[Start of section]

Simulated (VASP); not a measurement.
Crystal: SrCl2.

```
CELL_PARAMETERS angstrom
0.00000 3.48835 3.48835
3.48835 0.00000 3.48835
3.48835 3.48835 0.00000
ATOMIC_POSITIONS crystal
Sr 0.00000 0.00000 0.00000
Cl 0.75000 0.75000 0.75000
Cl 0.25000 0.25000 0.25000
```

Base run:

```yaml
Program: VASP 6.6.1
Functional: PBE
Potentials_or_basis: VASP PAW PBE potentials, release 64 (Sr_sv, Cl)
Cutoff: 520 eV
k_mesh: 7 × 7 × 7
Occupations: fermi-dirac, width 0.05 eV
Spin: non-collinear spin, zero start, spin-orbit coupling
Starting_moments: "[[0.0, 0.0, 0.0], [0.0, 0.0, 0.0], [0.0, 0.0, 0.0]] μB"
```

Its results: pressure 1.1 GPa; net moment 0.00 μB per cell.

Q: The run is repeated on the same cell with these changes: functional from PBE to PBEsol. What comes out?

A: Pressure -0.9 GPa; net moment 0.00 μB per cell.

[End of section]

__BRIEF__
The entries above are to be transcribed in full and without error.

__RESPONSE AREA__
Simulated (VASP); not a measurement.
Crystal: SrCl2.

```
CELL_PARAMETERS angstrom
0.00000 3.48835 3.48835
3.48835 0.00000 3.48835
3.48835 3.48835 0.00000
ATOMIC_POSITIONS crystal
Sr 0.00000 0.00000 0.00000
Cl 0.75000 0.75000 0.75000
Cl 0.25000 0.25000 0.25000
```

Base run:

```yaml
Program: VASP 6.6.1
Functional: PBE
Potentials_or_basis: VASP PAW PBE potentials, release 64 (Sr_sv, Cl)
Cutoff: 520 eV
k_mesh: 7 × 7 × 7
Occupations: fermi-dirac, width 0.05 eV
Spin: non-collinear spin, zero start, spin-orbit coupling
Starting_moments: "[[0.0, 0.0, 0.0], [0.0, 0.0, 0.0], [0.0, 0.0, 0.0]] μB"
```

Its results: pressure 1.1 GPa; net moment 0.00 μB per cell.

Q: The run is repeated on the same cell with these changes: functional from PBE to PBEsol. What comes out?

A: Pressure -0.9 GPa; net moment 0.00 μB per cell.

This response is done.